> **Entries supplied**:
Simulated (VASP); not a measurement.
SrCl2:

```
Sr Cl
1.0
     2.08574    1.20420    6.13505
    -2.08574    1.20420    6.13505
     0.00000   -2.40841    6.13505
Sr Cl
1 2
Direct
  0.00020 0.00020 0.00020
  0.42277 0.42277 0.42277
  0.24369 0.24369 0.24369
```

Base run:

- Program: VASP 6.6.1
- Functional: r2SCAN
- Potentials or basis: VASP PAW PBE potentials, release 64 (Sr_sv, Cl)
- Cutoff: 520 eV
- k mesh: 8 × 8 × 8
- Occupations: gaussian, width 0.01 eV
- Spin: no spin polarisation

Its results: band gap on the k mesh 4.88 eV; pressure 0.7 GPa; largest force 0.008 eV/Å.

> **Work instruction**: Output every entry again, exactly as given.

> **Result**:
Simulated (VASP); not a measurement.
SrCl2:

```
Sr Cl
1.0
     2.08574    1.20420    6.13505
    -2.08574    1.20420    6.13505
     0.00000   -2.40841    6.13505
Sr Cl
1 2
Direct
  0.00020 0.00020 0.00020
  0.42277 0.42277 0.42277
  0.24369 0.24369 0.24369
```

Base run:

- Program: VASP 6.6.1
- Functional: r2SCAN
- Potentials or basis: VASP PAW PBE potentials, release 64 (Sr_sv, Cl)
- Cutoff: 520 eV
- k mesh: 8 × 8 × 8
- Occupations: gaussian, width 0.01 eV
- Spin: no spin polarisation

Its results: band gap on the k mesh 4.88 eV; pressure 0.7 GPa; largest force 0.008 eV/Å.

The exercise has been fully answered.